(Beginning of Dataset content)

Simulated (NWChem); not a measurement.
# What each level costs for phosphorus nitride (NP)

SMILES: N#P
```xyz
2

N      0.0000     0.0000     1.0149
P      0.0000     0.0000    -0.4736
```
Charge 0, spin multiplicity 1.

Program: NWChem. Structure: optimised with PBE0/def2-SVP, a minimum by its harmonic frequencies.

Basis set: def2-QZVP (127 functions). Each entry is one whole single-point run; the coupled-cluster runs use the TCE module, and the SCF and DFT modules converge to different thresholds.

(End of Dataset content)

# Brief
The answer is all of the material, given again exactly.

# Response area
Simulated (NWChem); not a measurement.
# What each level costs for phosphorus nitride (NP)

SMILES: N#P
```xyz
2

N      0.0000     0.0000     1.0149
P      0.0000     0.0000    -0.4736
```
Charge 0, spin multiplicity 1.

Program: NWChem. Structure: optimised with PBE0/def2-SVP, a minimum by its harmonic frequencies.

Basis set: def2-QZVP (127 functions). Each entry is one whole single-point run; the coupled-cluster runs use the TCE module, and the SCF and DFT modules converge to different thresholds.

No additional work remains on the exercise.